Segment Start: RECORD SET

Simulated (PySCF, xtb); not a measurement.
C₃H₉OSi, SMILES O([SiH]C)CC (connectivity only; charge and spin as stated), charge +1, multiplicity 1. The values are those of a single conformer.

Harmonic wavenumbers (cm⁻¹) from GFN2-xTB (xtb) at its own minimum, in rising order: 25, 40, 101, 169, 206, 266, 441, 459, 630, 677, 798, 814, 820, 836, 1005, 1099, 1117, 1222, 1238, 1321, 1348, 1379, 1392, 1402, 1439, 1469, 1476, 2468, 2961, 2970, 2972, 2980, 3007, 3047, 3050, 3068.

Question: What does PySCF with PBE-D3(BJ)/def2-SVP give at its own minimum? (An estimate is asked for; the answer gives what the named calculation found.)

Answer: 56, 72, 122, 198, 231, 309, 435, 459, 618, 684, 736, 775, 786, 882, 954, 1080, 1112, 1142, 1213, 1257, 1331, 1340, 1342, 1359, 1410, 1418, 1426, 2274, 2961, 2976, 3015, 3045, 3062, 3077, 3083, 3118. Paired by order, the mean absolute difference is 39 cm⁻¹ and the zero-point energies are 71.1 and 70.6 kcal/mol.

Segment End: RECORD SET

> [WORK ITEM] Beginning with the first line of the listing above, please write out every line exactly until you reach the line that contains "C₃H₉OSi, SMILES O([SiH]C)CC", and include that one too.

> [YOUR SOLUTION]
Simulated (PySCF, xtb); not a measurement.
C₃H₉OSi, SMILES O([SiH]C)CC (connectivity only; charge and spin as stated), charge +1, multiplicity 1. The values are those of a single conformer.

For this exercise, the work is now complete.